┄┄┄┄┄┄┄┄┄┄

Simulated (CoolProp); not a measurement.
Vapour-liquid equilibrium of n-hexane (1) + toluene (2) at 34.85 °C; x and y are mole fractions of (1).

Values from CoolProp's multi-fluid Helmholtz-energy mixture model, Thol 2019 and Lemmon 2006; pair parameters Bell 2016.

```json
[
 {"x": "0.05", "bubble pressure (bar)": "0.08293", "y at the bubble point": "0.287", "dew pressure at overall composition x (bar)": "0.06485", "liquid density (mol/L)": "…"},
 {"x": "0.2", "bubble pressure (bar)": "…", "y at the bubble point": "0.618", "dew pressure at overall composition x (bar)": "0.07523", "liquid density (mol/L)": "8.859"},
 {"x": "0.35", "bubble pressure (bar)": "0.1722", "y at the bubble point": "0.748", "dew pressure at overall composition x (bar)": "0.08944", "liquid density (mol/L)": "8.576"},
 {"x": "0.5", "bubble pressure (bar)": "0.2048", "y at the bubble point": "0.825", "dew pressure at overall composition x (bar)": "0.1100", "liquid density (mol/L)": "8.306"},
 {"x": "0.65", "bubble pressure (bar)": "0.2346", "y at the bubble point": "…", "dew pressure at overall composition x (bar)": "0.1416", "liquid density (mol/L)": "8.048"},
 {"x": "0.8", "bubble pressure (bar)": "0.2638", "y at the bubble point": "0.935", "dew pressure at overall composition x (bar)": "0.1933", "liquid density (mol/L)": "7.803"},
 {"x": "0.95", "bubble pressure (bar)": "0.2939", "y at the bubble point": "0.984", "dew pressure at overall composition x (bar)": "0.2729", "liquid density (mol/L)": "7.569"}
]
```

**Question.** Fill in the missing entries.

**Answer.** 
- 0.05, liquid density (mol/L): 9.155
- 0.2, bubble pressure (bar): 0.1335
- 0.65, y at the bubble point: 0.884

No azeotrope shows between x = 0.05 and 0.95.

┄┄┄┄┄┄┄┄┄┄

## WORK REQUEST
Copy only the entries from the first line to the line with "Vapour-liquid equilibrium of", each exactly as it appears.

## RESULT
Simulated (CoolProp); not a measurement.
Vapour-liquid equilibrium of n-hexane (1) + toluene (2) at 34.85 °C; x and y are mole fractions of (1).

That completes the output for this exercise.